EXTRACTED MATERIAL:
[Start of section]

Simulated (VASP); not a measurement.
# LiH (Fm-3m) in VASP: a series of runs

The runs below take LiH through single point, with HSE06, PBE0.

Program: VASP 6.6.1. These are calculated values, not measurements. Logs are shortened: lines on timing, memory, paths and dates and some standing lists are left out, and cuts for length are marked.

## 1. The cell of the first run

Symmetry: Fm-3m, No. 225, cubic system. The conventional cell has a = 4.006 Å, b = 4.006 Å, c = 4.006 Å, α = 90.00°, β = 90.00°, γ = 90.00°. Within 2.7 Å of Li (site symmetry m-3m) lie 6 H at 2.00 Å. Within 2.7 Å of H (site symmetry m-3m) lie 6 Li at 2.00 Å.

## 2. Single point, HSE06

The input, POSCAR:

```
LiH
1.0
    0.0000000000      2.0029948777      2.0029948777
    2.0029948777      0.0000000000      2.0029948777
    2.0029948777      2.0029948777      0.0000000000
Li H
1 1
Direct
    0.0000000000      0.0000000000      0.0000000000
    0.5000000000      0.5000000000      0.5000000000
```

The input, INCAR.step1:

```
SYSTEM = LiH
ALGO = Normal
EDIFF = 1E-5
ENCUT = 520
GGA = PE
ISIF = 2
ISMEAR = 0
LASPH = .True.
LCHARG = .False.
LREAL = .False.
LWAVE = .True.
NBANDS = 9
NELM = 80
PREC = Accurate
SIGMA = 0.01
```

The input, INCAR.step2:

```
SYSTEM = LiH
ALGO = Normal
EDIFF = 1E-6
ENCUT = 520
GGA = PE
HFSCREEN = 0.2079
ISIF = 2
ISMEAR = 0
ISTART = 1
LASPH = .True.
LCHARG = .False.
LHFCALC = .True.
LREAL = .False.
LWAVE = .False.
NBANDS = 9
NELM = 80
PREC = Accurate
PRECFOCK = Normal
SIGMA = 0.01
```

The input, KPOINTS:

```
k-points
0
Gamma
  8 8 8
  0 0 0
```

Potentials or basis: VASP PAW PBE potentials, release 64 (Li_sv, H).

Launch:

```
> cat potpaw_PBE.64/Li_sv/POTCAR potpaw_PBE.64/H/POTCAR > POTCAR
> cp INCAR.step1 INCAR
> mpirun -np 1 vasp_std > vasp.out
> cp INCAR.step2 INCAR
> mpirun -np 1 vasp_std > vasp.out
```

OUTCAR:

[End of section]

EXERCISE:
Copy the lines above exactly, from the very first through the one containing "The runs below", and include no other line.

WORKED SOLUTION:
Simulated (VASP); not a measurement.
# LiH (Fm-3m) in VASP: a series of runs

The runs below take LiH through single point, with HSE06, PBE0.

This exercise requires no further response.